▸ Brief:
Repeat verbatim only the lines from the opening of the material below through the one that contains "## Iteration 1: potential".

▸ Supplied entries:
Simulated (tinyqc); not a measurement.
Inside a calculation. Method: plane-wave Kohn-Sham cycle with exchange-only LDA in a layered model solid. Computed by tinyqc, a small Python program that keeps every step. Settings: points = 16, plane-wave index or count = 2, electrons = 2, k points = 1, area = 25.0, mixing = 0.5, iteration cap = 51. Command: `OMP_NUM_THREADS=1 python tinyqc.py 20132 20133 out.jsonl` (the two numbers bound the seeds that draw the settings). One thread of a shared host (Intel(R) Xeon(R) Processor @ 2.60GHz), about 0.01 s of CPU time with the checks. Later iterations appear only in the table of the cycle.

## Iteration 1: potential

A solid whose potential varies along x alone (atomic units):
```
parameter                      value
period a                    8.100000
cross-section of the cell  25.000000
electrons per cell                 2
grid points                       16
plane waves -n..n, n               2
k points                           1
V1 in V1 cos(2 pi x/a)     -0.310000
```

▸ Task answer:
Simulated (tinyqc); not a measurement.
Inside a calculation. Method: plane-wave Kohn-Sham cycle with exchange-only LDA in a layered model solid. Computed by tinyqc, a small Python program that keeps every step. Settings: points = 16, plane-wave index or count = 2, electrons = 2, k points = 1, area = 25.0, mixing = 0.5, iteration cap = 51. Command: `OMP_NUM_THREADS=1 python tinyqc.py 20132 20133 out.jsonl` (the two numbers bound the seeds that draw the settings). One thread of a shared host (Intel(R) Xeon(R) Processor @ 2.60GHz), about 0.01 s of CPU time with the checks. Later iterations appear only in the table of the cycle.

## Iteration 1: potential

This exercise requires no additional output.